• _Excerpted data_
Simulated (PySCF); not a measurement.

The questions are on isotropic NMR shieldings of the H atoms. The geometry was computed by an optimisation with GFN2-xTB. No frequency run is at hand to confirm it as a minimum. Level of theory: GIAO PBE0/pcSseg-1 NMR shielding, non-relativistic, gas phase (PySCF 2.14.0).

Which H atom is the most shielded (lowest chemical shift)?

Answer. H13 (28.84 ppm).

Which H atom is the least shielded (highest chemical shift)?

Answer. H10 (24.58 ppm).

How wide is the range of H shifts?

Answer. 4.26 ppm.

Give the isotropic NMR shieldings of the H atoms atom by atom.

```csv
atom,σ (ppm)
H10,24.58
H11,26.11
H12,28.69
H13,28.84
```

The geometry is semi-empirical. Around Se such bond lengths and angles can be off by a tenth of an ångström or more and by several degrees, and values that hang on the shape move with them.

• _Assignment_
What is needed is a word-for-word copy of the material above.

• _Reply_
Simulated (PySCF); not a measurement.

The questions are on isotropic NMR shieldings of the H atoms. The geometry was computed by an optimisation with GFN2-xTB. No frequency run is at hand to confirm it as a minimum. Level of theory: GIAO PBE0/pcSseg-1 NMR shielding, non-relativistic, gas phase (PySCF 2.14.0).

Which H atom is the most shielded (lowest chemical shift)?

Answer. H13 (28.84 ppm).

Which H atom is the least shielded (highest chemical shift)?

Answer. H10 (24.58 ppm).

How wide is the range of H shifts?

Answer. 4.26 ppm.

Give the isotropic NMR shieldings of the H atoms atom by atom.

```csv
atom,σ (ppm)
H10,24.58
H11,26.11
H12,28.69
H13,28.84
```

The geometry is semi-empirical. Around Se such bond lengths and angles can be off by a tenth of an ångström or more and by several degrees, and values that hang on the shape move with them.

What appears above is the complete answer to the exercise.